◆ WORK ORDER
Output all the data exactly as it appears below.

◆ DATA FOR ANALYSIS
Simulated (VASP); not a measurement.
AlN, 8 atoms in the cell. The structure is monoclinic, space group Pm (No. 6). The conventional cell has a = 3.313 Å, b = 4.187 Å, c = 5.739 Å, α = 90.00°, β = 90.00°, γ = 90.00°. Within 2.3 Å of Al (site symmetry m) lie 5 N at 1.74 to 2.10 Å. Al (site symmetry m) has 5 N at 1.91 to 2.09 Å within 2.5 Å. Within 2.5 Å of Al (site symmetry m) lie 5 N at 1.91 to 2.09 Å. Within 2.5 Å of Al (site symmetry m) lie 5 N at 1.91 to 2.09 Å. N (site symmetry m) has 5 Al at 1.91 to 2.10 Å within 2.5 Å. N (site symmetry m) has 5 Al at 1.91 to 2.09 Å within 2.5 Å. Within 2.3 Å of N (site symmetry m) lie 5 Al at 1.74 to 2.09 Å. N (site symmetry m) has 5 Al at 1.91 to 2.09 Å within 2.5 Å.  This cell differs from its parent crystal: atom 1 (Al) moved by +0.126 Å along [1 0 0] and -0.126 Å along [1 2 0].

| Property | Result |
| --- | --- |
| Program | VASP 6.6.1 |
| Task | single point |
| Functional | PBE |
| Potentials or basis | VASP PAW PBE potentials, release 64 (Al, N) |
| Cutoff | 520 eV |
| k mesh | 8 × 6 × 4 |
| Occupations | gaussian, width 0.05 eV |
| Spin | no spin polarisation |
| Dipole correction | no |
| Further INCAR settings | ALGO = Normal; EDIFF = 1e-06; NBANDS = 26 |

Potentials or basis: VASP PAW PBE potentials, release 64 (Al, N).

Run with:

◆ WORKED SOLUTION
Simulated (VASP); not a measurement.
AlN, 8 atoms in the cell. The structure is monoclinic, space group Pm (No. 6). The conventional cell has a = 3.313 Å, b = 4.187 Å, c = 5.739 Å, α = 90.00°, β = 90.00°, γ = 90.00°. Within 2.3 Å of Al (site symmetry m) lie 5 N at 1.74 to 2.10 Å. Al (site symmetry m) has 5 N at 1.91 to 2.09 Å within 2.5 Å. Within 2.5 Å of Al (site symmetry m) lie 5 N at 1.91 to 2.09 Å. Within 2.5 Å of Al (site symmetry m) lie 5 N at 1.91 to 2.09 Å. N (site symmetry m) has 5 Al at 1.91 to 2.10 Å within 2.5 Å. N (site symmetry m) has 5 Al at 1.91 to 2.09 Å within 2.5 Å. Within 2.3 Å of N (site symmetry m) lie 5 Al at 1.74 to 2.09 Å. N (site symmetry m) has 5 Al at 1.91 to 2.09 Å within 2.5 Å.  This cell differs from its parent crystal: atom 1 (Al) moved by +0.126 Å along [1 0 0] and -0.126 Å along [1 2 0].

| Property | Result |
| --- | --- |
| Program | VASP 6.6.1 |
| Task | single point |
| Functional | PBE |
| Potentials or basis | VASP PAW PBE potentials, release 64 (Al, N) |
| Cutoff | 520 eV |
| k mesh | 8 × 6 × 4 |
| Occupations | gaussian, width 0.05 eV |
| Spin | no spin polarisation |
| Dipole correction | no |
| Further INCAR settings | ALGO = Normal; EDIFF = 1e-06; NBANDS = 26 |

Potentials or basis: VASP PAW PBE potentials, release 64 (Al, N).

Run with:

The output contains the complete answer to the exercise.